----- SUPPLIED DATA -----

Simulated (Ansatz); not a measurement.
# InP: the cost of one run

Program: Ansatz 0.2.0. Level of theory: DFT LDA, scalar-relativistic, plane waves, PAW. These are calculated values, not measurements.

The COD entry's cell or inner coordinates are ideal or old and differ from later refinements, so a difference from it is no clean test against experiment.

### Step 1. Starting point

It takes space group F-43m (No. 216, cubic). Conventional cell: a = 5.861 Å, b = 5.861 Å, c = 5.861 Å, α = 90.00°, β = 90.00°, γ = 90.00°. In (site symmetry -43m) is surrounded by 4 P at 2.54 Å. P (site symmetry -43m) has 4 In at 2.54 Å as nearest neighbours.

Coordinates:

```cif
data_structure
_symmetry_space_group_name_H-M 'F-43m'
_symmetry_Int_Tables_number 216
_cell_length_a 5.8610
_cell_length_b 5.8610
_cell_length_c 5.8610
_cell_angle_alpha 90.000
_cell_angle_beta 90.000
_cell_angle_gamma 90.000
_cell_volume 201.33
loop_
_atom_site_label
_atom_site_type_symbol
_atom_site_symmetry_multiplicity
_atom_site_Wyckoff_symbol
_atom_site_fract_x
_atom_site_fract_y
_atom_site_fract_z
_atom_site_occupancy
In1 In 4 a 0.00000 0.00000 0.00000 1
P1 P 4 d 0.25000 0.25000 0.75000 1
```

-----

Retype only this portion of the data above: the line containing "Program: Ansatz 0.2.0.", the line containing "### Step 1. Starting point", and all lines between them, exactly.

=== EXERCISE OUTPUT ===
Program: Ansatz 0.2.0. Level of theory: DFT LDA, scalar-relativistic, plane waves, PAW. These are calculated values, not measurements.

The COD entry's cell or inner coordinates are ideal or old and differ from later refinements, so a difference from it is no clean test against experiment.

### Step 1. Starting point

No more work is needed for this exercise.